§ EXTRACTED ENTRIES:
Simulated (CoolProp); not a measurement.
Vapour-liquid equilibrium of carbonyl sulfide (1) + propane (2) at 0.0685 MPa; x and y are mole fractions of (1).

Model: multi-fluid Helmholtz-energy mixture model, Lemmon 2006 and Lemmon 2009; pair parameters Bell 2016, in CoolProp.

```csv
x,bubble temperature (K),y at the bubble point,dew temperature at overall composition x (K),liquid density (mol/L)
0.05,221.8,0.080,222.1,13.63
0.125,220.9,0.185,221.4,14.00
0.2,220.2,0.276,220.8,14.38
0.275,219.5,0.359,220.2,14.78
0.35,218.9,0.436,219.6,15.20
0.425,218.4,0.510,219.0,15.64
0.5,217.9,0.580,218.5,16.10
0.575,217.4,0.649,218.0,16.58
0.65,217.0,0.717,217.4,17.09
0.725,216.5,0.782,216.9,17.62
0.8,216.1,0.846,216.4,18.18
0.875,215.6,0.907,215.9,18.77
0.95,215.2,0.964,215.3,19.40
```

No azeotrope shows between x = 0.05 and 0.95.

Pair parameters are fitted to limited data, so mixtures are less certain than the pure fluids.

§ ASSIGNED TASK: Please reproduce, exactly as written, the lines of the records from the first line through the one containing "No azeotrope shows between x = 0.05 and 0.95.".

§ TASK ANSWER:
Simulated (CoolProp); not a measurement.
Vapour-liquid equilibrium of carbonyl sulfide (1) + propane (2) at 0.0685 MPa; x and y are mole fractions of (1).

Model: multi-fluid Helmholtz-energy mixture model, Lemmon 2006 and Lemmon 2009; pair parameters Bell 2016, in CoolProp.

```csv
x,bubble temperature (K),y at the bubble point,dew temperature at overall composition x (K),liquid density (mol/L)
0.05,221.8,0.080,222.1,13.63
0.125,220.9,0.185,221.4,14.00
0.2,220.2,0.276,220.8,14.38
0.275,219.5,0.359,220.2,14.78
0.35,218.9,0.436,219.6,15.20
0.425,218.4,0.510,219.0,15.64
0.5,217.9,0.580,218.5,16.10
0.575,217.4,0.649,218.0,16.58
0.65,217.0,0.717,217.4,17.09
0.725,216.5,0.782,216.9,17.62
0.8,216.1,0.846,216.4,18.18
0.875,215.6,0.907,215.9,18.77
0.95,215.2,0.964,215.3,19.40
```

No azeotrope shows between x = 0.05 and 0.95.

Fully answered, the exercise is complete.